- [Material shown]
+++

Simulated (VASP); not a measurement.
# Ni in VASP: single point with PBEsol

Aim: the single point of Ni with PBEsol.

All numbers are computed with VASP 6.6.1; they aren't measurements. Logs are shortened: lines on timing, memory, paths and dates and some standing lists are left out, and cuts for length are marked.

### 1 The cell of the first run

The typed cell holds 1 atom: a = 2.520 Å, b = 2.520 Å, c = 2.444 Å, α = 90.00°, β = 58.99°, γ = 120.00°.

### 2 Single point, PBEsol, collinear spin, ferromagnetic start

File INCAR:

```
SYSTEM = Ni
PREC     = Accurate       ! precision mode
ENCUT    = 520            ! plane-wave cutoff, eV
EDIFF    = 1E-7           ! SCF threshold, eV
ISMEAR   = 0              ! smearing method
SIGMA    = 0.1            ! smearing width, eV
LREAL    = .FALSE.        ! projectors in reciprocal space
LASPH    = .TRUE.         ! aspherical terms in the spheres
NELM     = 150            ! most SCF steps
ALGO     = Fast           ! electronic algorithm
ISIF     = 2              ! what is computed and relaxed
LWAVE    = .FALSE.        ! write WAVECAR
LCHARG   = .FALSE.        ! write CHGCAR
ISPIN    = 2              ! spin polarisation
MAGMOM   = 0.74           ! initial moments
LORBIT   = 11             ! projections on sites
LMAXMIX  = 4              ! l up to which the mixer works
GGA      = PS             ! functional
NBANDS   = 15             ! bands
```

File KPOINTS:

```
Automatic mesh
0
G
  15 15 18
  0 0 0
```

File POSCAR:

+++

- [Requirement]
What is wanted is every line from the first line of the entries through the line that contains "Aim: the single point of Ni with PBEsol.", given again exactly.

- [Written answer]
Simulated (VASP); not a measurement.
# Ni in VASP: single point with PBEsol

Aim: the single point of Ni with PBEsol.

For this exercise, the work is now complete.